════════════════
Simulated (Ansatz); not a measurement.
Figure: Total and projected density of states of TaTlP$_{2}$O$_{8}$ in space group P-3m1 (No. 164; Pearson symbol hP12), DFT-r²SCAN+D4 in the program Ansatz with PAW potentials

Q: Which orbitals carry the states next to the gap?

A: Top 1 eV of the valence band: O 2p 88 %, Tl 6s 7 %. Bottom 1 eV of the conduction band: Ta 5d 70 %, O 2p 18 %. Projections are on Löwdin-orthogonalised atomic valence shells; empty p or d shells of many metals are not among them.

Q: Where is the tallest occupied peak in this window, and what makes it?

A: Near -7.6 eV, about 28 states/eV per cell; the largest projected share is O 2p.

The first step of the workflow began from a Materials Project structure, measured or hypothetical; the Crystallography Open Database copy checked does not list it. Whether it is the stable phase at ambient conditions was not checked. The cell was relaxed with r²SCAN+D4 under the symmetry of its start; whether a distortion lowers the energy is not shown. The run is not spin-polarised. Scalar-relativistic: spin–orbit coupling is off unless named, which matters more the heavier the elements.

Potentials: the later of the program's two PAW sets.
════════════════

Brief
If a line falls between the first line of the records and the line containing "The first step", inclusive, repeat it exactly; leave out all others.

Written response
Simulated (Ansatz); not a measurement.
Figure: Total and projected density of states of TaTlP$_{2}$O$_{8}$ in space group P-3m1 (No. 164; Pearson symbol hP12), DFT-r²SCAN+D4 in the program Ansatz with PAW potentials

Q: Which orbitals carry the states next to the gap?

A: Top 1 eV of the valence band: O 2p 88 %, Tl 6s 7 %. Bottom 1 eV of the conduction band: Ta 5d 70 %, O 2p 18 %. Projections are on Löwdin-orthogonalised atomic valence shells; empty p or d shells of many metals are not among them.

Q: Where is the tallest occupied peak in this window, and what makes it?

A: Near -7.6 eV, about 28 states/eV per cell; the largest projected share is O 2p.

The first step of the workflow began from a Materials Project structure, measured or hypothetical; the Crystallography Open Database copy checked does not list it. Whether it is the stable phase at ambient conditions was not checked. The cell was relaxed with r²SCAN+D4 under the symmetry of its start; whether a distortion lowers the energy is not shown. The run is not spin-polarised. Scalar-relativistic: spin–orbit coupling is off unless named, which matters more the heavier the elements.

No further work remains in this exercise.